(RAW DATA Opens)

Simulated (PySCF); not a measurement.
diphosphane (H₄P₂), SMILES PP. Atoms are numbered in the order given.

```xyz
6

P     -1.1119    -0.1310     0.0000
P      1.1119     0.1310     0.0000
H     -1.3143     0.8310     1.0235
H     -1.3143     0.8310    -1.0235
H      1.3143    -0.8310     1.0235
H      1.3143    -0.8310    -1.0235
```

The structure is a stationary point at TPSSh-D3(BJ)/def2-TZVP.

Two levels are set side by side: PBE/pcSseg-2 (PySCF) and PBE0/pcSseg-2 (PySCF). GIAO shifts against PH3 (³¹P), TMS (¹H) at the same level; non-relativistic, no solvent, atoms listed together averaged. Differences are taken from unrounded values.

(RAW DATA Closes)

REQUIREMENT: Reproduce each line above exactly.

ANSWER SPACE:
Simulated (PySCF); not a measurement.
diphosphane (H₄P₂), SMILES PP. Atoms are numbered in the order given.

```xyz
6

P     -1.1119    -0.1310     0.0000
P      1.1119     0.1310     0.0000
H     -1.3143     0.8310     1.0235
H     -1.3143     0.8310    -1.0235
H      1.3143    -0.8310     1.0235
H      1.3143    -0.8310    -1.0235
```

The structure is a stationary point at TPSSh-D3(BJ)/def2-TZVP.

Two levels are set side by side: PBE/pcSseg-2 (PySCF) and PBE0/pcSseg-2 (PySCF). GIAO shifts against PH3 (³¹P), TMS (¹H) at the same level; non-relativistic, no solvent, atoms listed together averaged. Differences are taken from unrounded values.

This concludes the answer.